## WORK REQUEST
Write every entry out again, exactly as given.

## DATA SECTION
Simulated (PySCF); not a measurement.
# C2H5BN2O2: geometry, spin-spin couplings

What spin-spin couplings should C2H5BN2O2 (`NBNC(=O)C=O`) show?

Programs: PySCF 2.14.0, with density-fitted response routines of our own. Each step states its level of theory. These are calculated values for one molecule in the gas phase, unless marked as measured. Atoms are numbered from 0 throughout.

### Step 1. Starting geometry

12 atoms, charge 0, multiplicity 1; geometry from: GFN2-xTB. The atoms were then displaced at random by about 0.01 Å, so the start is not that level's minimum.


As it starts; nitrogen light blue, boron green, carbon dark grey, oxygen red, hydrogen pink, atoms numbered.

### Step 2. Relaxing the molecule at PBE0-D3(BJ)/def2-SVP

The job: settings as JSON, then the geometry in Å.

## TASK SOLUTION
Simulated (PySCF); not a measurement.
# C2H5BN2O2: geometry, spin-spin couplings

What spin-spin couplings should C2H5BN2O2 (`NBNC(=O)C=O`) show?

Programs: PySCF 2.14.0, with density-fitted response routines of our own. Each step states its level of theory. These are calculated values for one molecule in the gas phase, unless marked as measured. Atoms are numbered from 0 throughout.

### Step 1. Starting geometry

12 atoms, charge 0, multiplicity 1; geometry from: GFN2-xTB. The atoms were then displaced at random by about 0.01 Å, so the start is not that level's minimum.


As it starts; nitrogen light blue, boron green, carbon dark grey, oxygen red, hydrogen pink, atoms numbered.

### Step 2. Relaxing the molecule at PBE0-D3(BJ)/def2-SVP

The job: settings as JSON, then the geometry in Å.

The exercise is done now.